=== WORK ITEM ===
Repeat exactly what appears from the opening line of the listing to the line with "how much memory?", inclusive.

=== DATA PROVIDED ===
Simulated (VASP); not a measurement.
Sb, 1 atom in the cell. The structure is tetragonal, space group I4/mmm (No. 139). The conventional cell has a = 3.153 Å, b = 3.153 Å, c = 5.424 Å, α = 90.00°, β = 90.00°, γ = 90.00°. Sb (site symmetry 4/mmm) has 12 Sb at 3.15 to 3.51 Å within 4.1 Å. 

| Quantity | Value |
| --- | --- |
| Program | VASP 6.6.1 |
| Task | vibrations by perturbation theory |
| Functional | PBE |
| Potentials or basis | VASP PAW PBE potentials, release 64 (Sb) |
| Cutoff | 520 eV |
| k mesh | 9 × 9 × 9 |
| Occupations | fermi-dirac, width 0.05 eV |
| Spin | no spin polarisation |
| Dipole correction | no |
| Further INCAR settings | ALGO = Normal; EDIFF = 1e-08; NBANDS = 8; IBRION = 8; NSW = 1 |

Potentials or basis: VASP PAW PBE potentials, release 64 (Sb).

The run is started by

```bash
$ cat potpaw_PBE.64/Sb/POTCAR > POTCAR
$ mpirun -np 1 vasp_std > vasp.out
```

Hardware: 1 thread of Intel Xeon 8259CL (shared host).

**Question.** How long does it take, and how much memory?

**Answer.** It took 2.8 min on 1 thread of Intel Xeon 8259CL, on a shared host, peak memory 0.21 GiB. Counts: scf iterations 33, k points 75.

=== RESPONSE BOX ===
Simulated (VASP); not a measurement.
Sb, 1 atom in the cell. The structure is tetragonal, space group I4/mmm (No. 139). The conventional cell has a = 3.153 Å, b = 3.153 Å, c = 5.424 Å, α = 90.00°, β = 90.00°, γ = 90.00°. Sb (site symmetry 4/mmm) has 12 Sb at 3.15 to 3.51 Å within 4.1 Å. 

| Quantity | Value |
| --- | --- |
| Program | VASP 6.6.1 |
| Task | vibrations by perturbation theory |
| Functional | PBE |
| Potentials or basis | VASP PAW PBE potentials, release 64 (Sb) |
| Cutoff | 520 eV |
| k mesh | 9 × 9 × 9 |
| Occupations | fermi-dirac, width 0.05 eV |
| Spin | no spin polarisation |
| Dipole correction | no |
| Further INCAR settings | ALGO = Normal; EDIFF = 1e-08; NBANDS = 8; IBRION = 8; NSW = 1 |

Potentials or basis: VASP PAW PBE potentials, release 64 (Sb).

The run is started by

```bash
$ cat potpaw_PBE.64/Sb/POTCAR > POTCAR
$ mpirun -np 1 vasp_std > vasp.out
```

Hardware: 1 thread of Intel Xeon 8259CL (shared host).

**Question.** How long does it take, and how much memory?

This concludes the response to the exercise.